_ENTRIES PROVIDED:_
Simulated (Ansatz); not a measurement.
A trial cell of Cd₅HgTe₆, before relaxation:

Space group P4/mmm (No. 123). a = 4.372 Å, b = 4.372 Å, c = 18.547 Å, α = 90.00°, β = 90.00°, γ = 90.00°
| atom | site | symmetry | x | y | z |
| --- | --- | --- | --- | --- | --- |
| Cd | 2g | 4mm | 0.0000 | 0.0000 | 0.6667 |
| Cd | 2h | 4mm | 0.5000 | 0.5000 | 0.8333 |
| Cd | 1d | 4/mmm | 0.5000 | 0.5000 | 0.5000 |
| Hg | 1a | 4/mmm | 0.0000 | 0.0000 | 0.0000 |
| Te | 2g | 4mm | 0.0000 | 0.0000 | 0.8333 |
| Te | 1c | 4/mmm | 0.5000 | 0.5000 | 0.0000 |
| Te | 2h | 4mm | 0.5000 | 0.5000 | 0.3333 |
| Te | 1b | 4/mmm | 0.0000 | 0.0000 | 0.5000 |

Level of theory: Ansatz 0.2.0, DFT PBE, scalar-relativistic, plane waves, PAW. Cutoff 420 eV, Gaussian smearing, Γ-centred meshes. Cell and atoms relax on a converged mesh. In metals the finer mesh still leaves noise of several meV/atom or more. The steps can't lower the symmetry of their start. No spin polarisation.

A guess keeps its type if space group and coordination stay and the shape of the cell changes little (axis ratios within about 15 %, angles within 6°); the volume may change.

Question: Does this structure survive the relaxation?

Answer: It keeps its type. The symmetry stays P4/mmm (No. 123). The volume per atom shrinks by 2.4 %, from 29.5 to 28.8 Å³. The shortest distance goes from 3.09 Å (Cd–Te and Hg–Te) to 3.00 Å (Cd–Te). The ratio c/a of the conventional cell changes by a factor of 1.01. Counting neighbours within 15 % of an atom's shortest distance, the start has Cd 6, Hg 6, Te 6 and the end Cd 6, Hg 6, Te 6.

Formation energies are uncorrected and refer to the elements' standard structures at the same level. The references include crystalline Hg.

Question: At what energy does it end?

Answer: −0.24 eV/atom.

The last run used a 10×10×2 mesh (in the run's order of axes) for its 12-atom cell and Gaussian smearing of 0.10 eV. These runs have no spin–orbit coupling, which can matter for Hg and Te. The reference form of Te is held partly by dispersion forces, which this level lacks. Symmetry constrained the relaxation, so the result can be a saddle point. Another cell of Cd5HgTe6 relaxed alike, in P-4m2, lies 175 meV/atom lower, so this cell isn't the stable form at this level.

_WORK INSTRUCTION:_ Only the lines from the first line of the records through the one containing "Question: Does this" should be reproduced, exactly, with both of them included.

_RESPONSE BOX:_
Simulated (Ansatz); not a measurement.
A trial cell of Cd₅HgTe₆, before relaxation:

Space group P4/mmm (No. 123). a = 4.372 Å, b = 4.372 Å, c = 18.547 Å, α = 90.00°, β = 90.00°, γ = 90.00°
| atom | site | symmetry | x | y | z |
| --- | --- | --- | --- | --- | --- |
| Cd | 2g | 4mm | 0.0000 | 0.0000 | 0.6667 |
| Cd | 2h | 4mm | 0.5000 | 0.5000 | 0.8333 |
| Cd | 1d | 4/mmm | 0.5000 | 0.5000 | 0.5000 |
| Hg | 1a | 4/mmm | 0.0000 | 0.0000 | 0.0000 |
| Te | 2g | 4mm | 0.0000 | 0.0000 | 0.8333 |
| Te | 1c | 4/mmm | 0.5000 | 0.5000 | 0.0000 |
| Te | 2h | 4mm | 0.5000 | 0.5000 | 0.3333 |
| Te | 1b | 4/mmm | 0.0000 | 0.0000 | 0.5000 |

Level of theory: Ansatz 0.2.0, DFT PBE, scalar-relativistic, plane waves, PAW. Cutoff 420 eV, Gaussian smearing, Γ-centred meshes. Cell and atoms relax on a converged mesh. In metals the finer mesh still leaves noise of several meV/atom or more. The steps can't lower the symmetry of their start. No spin polarisation.

A guess keeps its type if space group and coordination stay and the shape of the cell changes little (axis ratios within about 15 %, angles within 6°); the volume may change.

Question: Does this structure survive the relaxation?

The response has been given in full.